Provided material below:
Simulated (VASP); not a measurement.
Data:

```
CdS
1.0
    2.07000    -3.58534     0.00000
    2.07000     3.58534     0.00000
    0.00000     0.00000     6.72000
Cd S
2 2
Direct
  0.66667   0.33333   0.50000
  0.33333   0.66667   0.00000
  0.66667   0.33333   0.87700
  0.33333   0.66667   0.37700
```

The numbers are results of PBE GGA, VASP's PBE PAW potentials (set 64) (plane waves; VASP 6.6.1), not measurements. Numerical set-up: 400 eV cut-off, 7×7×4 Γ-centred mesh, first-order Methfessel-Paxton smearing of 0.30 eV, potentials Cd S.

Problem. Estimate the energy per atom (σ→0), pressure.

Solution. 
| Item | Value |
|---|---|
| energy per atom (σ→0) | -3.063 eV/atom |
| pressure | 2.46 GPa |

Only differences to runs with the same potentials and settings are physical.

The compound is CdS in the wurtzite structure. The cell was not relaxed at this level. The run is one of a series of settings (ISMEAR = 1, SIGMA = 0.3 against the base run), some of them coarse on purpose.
End of Provided material.

• [Work request]
Your output should be the listing's lines, exact and complete, from its first line to the line that contains "pressure | 2.46 GPa |", inclusive.

• [Task output]
Simulated (VASP); not a measurement.
Data:

```
CdS
1.0
    2.07000    -3.58534     0.00000
    2.07000     3.58534     0.00000
    0.00000     0.00000     6.72000
Cd S
2 2
Direct
  0.66667   0.33333   0.50000
  0.33333   0.66667   0.00000
  0.66667   0.33333   0.87700
  0.33333   0.66667   0.37700
```

The numbers are results of PBE GGA, VASP's PBE PAW potentials (set 64) (plane waves; VASP 6.6.1), not measurements. Numerical set-up: 400 eV cut-off, 7×7×4 Γ-centred mesh, first-order Methfessel-Paxton smearing of 0.30 eV, potentials Cd S.

Problem. Estimate the energy per atom (σ→0), pressure.

Solution. 
| Item | Value |
|---|---|
| energy per atom (σ→0) | -3.063 eV/atom |
| pressure | 2.46 GPa |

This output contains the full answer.